◆ **Requirement**:
Could you set down exactly the lines of the data below, starting at the one that holds "- Vertical ionisation" and ending at the one that holds "- Vertical gap", both included, and only those?

[[ Data for review open ]]
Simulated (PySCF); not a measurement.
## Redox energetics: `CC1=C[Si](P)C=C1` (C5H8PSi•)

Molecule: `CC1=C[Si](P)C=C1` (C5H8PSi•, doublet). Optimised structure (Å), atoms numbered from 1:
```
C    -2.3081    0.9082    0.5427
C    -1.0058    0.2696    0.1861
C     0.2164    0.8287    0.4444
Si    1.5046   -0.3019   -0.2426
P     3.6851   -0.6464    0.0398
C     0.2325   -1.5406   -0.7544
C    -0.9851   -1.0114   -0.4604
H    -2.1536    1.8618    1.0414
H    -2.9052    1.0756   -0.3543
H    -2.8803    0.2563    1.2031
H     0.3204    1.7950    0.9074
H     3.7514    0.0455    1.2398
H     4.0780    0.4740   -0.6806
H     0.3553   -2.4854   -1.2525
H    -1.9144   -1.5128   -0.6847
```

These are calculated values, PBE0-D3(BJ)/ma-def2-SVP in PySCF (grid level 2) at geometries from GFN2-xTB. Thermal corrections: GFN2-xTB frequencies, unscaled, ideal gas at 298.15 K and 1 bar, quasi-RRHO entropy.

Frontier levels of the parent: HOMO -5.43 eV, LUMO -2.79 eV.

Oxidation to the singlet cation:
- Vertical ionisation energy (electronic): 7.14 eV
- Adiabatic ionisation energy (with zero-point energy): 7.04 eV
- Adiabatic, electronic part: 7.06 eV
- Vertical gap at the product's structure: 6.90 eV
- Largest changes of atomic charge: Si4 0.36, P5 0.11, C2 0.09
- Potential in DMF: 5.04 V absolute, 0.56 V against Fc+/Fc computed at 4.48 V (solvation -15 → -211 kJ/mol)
[[ Data for review closed ]]

◆ **Exercise response**:
- Vertical ionisation energy (electronic): 7.14 eV
- Adiabatic ionisation energy (with zero-point energy): 7.04 eV
- Adiabatic, electronic part: 7.06 eV
- Vertical gap at the product's structure: 6.90 eV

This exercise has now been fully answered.